** Opening LISTED ENTRIES block **

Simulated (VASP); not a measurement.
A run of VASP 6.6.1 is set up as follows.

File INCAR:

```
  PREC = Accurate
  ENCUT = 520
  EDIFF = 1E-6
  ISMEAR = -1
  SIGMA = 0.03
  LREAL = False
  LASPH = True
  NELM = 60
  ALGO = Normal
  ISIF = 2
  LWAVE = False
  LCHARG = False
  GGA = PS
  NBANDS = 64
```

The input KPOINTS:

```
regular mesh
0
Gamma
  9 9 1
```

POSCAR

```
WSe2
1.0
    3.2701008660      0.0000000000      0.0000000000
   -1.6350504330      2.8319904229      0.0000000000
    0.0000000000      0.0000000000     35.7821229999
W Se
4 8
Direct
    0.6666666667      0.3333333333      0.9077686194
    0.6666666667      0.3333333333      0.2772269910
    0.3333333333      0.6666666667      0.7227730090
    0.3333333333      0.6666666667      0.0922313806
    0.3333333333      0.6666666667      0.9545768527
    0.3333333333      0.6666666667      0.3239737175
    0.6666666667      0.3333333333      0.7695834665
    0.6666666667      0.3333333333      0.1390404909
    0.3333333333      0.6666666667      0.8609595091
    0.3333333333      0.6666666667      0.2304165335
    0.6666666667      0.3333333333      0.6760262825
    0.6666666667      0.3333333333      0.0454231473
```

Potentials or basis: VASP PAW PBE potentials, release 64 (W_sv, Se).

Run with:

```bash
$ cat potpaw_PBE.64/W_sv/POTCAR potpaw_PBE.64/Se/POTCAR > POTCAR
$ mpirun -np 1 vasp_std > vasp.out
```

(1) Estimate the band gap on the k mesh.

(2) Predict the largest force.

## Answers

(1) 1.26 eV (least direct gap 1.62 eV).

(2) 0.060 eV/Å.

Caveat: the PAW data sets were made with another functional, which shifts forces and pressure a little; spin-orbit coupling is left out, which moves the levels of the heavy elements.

** Closing LISTED ENTRIES block **

**TASK ITEM**
From the first line of the data above through the line containing "(2) 0.060 eV/Å.", set each line down again exactly; include both ends and omit everything else.

**REPLY**
Simulated (VASP); not a measurement.
A run of VASP 6.6.1 is set up as follows.

File INCAR:

```
  PREC = Accurate
  ENCUT = 520
  EDIFF = 1E-6
  ISMEAR = -1
  SIGMA = 0.03
  LREAL = False
  LASPH = True
  NELM = 60
  ALGO = Normal
  ISIF = 2
  LWAVE = False
  LCHARG = False
  GGA = PS
  NBANDS = 64
```

The input KPOINTS:

```
regular mesh
0
Gamma
  9 9 1
```

POSCAR

```
WSe2
1.0
    3.2701008660      0.0000000000      0.0000000000
   -1.6350504330      2.8319904229      0.0000000000
    0.0000000000      0.0000000000     35.7821229999
W Se
4 8
Direct
    0.6666666667      0.3333333333      0.9077686194
    0.6666666667      0.3333333333      0.2772269910
    0.3333333333      0.6666666667      0.7227730090
    0.3333333333      0.6666666667      0.0922313806
    0.3333333333      0.6666666667      0.9545768527
    0.3333333333      0.6666666667      0.3239737175
    0.6666666667      0.3333333333      0.7695834665
    0.6666666667      0.3333333333      0.1390404909
    0.3333333333      0.6666666667      0.8609595091
    0.3333333333      0.6666666667      0.2304165335
    0.6666666667      0.3333333333      0.6760262825
    0.6666666667      0.3333333333      0.0454231473
```

Potentials or basis: VASP PAW PBE potentials, release 64 (W_sv, Se).

Run with:

```bash
$ cat potpaw_PBE.64/W_sv/POTCAR potpaw_PBE.64/Se/POTCAR > POTCAR
$ mpirun -np 1 vasp_std > vasp.out
```

(1) Estimate the band gap on the k mesh.

(2) Predict the largest force.

## Answers

(1) 1.26 eV (least direct gap 1.62 eV).

(2) 0.060 eV/Å.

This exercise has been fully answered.